STORED DATA:
────────────────

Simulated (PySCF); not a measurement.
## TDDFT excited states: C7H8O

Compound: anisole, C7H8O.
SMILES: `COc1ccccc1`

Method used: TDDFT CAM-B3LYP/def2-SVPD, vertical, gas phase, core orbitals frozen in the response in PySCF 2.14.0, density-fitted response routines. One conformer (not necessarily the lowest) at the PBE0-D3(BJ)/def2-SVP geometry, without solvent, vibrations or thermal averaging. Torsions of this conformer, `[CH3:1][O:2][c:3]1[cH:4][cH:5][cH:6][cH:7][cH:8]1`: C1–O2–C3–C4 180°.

────────────────

WORK ORDER: What is needed is an exact copy of every entry above.

EXERCISE RESPONSE:
Simulated (PySCF); not a measurement.
## TDDFT excited states: C7H8O

Compound: anisole, C7H8O.
SMILES: `COc1ccccc1`

Method used: TDDFT CAM-B3LYP/def2-SVPD, vertical, gas phase, core orbitals frozen in the response in PySCF 2.14.0, density-fitted response routines. One conformer (not necessarily the lowest) at the PBE0-D3(BJ)/def2-SVP geometry, without solvent, vibrations or thermal averaging. Torsions of this conformer, `[CH3:1][O:2][c:3]1[cH:4][cH:5][cH:6][cH:7][cH:8]1`: C1–O2–C3–C4 180°.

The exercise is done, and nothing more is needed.